▶ [Assigned task]: Two lines mark the range in the entries below: the one holding "(3) How does" and the one holding "(2) The HSE06". Set down those two and all lines between them, exactly.

▶ [Given information]:
--- --- ---

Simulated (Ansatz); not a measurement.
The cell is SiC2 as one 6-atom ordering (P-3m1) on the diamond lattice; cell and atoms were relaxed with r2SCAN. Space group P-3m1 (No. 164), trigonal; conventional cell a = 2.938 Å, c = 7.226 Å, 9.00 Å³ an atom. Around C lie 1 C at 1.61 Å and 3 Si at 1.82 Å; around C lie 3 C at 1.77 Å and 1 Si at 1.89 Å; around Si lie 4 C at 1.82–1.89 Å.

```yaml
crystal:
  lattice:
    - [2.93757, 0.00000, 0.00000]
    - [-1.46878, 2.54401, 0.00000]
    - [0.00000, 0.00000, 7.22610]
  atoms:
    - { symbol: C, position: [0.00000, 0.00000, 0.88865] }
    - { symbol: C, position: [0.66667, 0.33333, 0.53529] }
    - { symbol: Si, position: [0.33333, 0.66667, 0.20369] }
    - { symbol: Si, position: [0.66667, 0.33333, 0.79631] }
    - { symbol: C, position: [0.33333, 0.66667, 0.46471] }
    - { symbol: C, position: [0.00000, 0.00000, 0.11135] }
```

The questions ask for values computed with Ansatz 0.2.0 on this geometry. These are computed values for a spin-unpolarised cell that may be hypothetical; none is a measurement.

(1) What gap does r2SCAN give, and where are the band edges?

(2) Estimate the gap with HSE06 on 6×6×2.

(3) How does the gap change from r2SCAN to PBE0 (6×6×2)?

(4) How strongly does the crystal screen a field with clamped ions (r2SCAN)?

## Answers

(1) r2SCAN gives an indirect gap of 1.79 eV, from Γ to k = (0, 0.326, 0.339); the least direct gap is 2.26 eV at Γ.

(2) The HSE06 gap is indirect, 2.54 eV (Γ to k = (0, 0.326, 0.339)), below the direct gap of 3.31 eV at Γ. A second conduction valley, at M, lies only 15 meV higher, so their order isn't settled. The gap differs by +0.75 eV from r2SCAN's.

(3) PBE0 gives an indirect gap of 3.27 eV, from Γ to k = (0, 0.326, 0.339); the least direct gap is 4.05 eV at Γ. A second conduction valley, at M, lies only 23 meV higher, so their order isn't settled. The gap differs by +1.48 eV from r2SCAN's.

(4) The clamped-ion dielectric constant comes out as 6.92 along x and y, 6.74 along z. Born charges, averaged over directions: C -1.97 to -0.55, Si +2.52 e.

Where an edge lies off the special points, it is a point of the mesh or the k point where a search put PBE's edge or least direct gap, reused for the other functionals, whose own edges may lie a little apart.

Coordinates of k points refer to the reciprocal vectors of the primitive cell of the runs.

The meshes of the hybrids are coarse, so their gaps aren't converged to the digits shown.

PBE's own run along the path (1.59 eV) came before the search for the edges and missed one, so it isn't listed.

--- --- ---

▶ [Exercise result]:
(3) How does the gap change from r2SCAN to PBE0 (6×6×2)?

(4) How strongly does the crystal screen a field with clamped ions (r2SCAN)?

## Answers

(1) r2SCAN gives an indirect gap of 1.79 eV, from Γ to k = (0, 0.326, 0.339); the least direct gap is 2.26 eV at Γ.

(2) The HSE06 gap is indirect, 2.54 eV (Γ to k = (0, 0.326, 0.339)), below the direct gap of 3.31 eV at Γ. A second conduction valley, at M, lies only 15 meV higher, so their order isn't settled. The gap differs by +0.75 eV from r2SCAN's.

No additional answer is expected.